Data under study
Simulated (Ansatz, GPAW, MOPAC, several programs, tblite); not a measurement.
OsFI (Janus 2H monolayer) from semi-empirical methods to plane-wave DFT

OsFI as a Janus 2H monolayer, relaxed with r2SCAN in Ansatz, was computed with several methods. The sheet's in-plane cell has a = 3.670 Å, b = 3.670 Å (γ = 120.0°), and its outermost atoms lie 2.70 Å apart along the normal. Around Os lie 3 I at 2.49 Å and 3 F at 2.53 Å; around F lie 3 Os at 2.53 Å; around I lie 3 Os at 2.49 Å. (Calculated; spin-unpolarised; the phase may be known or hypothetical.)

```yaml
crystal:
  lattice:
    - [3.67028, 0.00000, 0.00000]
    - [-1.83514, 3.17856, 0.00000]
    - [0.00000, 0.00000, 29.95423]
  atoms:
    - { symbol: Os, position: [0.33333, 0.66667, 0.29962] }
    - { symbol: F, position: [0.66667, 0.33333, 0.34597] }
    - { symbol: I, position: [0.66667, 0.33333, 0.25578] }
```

Work order
Set down every entry again, exactly as written.

Task output
Simulated (Ansatz, GPAW, MOPAC, several programs, tblite); not a measurement.
OsFI (Janus 2H monolayer) from semi-empirical methods to plane-wave DFT

OsFI as a Janus 2H monolayer, relaxed with r2SCAN in Ansatz, was computed with several methods. The sheet's in-plane cell has a = 3.670 Å, b = 3.670 Å (γ = 120.0°), and its outermost atoms lie 2.70 Å apart along the normal. Around Os lie 3 I at 2.49 Å and 3 F at 2.53 Å; around F lie 3 Os at 2.53 Å; around I lie 3 Os at 2.49 Å. (Calculated; spin-unpolarised; the phase may be known or hypothetical.)

```yaml
crystal:
  lattice:
    - [3.67028, 0.00000, 0.00000]
    - [-1.83514, 3.17856, 0.00000]
    - [0.00000, 0.00000, 29.95423]
  atoms:
    - { symbol: Os, position: [0.33333, 0.66667, 0.29962] }
    - { symbol: F, position: [0.66667, 0.33333, 0.34597] }
    - { symbol: I, position: [0.66667, 0.33333, 0.25578] }
```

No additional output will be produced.